-- THE DATA follows --

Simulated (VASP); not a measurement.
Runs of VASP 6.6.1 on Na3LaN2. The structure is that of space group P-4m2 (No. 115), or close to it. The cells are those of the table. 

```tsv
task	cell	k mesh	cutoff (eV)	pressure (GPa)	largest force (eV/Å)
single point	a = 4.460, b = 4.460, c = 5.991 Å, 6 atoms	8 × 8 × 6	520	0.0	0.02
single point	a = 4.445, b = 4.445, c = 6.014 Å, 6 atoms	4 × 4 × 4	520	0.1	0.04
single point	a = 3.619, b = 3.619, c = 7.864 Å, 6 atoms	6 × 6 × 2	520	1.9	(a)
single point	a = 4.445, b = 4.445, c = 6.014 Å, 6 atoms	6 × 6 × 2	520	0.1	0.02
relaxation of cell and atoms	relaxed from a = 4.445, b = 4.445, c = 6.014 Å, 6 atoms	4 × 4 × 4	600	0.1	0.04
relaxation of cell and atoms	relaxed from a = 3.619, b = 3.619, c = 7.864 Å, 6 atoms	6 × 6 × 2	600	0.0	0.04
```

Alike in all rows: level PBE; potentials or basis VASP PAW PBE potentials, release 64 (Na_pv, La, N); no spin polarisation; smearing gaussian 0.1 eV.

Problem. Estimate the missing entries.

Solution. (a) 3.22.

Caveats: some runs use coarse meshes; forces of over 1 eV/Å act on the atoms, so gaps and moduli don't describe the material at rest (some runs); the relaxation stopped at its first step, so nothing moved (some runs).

-- THE DATA concluded --

:: WORK REQUEST ::
Look at the material above and copy, word for word, its lines from the first through the one containing "Solution. (a) 3.22.".

:: EXERCISE RESPONSE ::
Simulated (VASP); not a measurement.
Runs of VASP 6.6.1 on Na3LaN2. The structure is that of space group P-4m2 (No. 115), or close to it. The cells are those of the table. 

```tsv
task	cell	k mesh	cutoff (eV)	pressure (GPa)	largest force (eV/Å)
single point	a = 4.460, b = 4.460, c = 5.991 Å, 6 atoms	8 × 8 × 6	520	0.0	0.02
single point	a = 4.445, b = 4.445, c = 6.014 Å, 6 atoms	4 × 4 × 4	520	0.1	0.04
single point	a = 3.619, b = 3.619, c = 7.864 Å, 6 atoms	6 × 6 × 2	520	1.9	(a)
single point	a = 4.445, b = 4.445, c = 6.014 Å, 6 atoms	6 × 6 × 2	520	0.1	0.02
relaxation of cell and atoms	relaxed from a = 4.445, b = 4.445, c = 6.014 Å, 6 atoms	4 × 4 × 4	600	0.1	0.04
relaxation of cell and atoms	relaxed from a = 3.619, b = 3.619, c = 7.864 Å, 6 atoms	6 × 6 × 2	600	0.0	0.04
```

Alike in all rows: level PBE; potentials or basis VASP PAW PBE potentials, release 64 (Na_pv, La, N); no spin polarisation; smearing gaussian 0.1 eV.

Problem. Estimate the missing entries.

Solution. (a) 3.22.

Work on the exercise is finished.